**Extracted information**
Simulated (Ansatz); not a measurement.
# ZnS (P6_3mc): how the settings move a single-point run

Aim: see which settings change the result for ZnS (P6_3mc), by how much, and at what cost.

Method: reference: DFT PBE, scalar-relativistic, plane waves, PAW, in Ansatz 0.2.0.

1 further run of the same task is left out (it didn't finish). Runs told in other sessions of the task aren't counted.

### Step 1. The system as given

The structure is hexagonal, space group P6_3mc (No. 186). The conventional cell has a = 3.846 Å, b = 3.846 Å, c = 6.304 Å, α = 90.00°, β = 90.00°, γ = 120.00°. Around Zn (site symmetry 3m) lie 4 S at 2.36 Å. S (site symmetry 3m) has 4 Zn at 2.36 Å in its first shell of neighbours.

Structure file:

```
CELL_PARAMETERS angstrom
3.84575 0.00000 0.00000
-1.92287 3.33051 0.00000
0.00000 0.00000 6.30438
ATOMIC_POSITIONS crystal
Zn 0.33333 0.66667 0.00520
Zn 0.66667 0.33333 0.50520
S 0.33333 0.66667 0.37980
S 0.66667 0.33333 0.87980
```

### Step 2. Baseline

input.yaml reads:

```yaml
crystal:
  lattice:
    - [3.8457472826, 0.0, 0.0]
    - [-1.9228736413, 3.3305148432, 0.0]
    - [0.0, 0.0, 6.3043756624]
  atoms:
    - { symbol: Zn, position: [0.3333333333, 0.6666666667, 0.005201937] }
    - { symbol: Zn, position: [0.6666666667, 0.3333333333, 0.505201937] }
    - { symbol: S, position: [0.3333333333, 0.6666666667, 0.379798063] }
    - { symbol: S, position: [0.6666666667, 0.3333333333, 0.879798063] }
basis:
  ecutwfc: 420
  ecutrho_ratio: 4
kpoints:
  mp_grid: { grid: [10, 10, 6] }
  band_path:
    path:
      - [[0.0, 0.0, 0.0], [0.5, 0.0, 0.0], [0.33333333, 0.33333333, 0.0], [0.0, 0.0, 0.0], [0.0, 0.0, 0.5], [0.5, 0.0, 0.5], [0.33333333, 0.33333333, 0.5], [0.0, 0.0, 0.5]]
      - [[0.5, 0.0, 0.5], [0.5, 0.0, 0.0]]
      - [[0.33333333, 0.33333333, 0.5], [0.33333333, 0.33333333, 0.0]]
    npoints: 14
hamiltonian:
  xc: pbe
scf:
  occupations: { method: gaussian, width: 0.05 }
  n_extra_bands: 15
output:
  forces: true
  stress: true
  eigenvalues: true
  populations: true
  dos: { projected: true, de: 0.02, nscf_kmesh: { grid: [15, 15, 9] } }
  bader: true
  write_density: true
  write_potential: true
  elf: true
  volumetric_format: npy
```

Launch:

**Work order**
Output exactly the leading lines of the data, up to and including the line marked by "### Step 1. The system as given".

**Written reply**
Simulated (Ansatz); not a measurement.
# ZnS (P6_3mc): how the settings move a single-point run

Aim: see which settings change the result for ZnS (P6_3mc), by how much, and at what cost.

Method: reference: DFT PBE, scalar-relativistic, plane waves, PAW, in Ansatz 0.2.0.

1 further run of the same task is left out (it didn't finish). Runs told in other sessions of the task aren't counted.

### Step 1. The system as given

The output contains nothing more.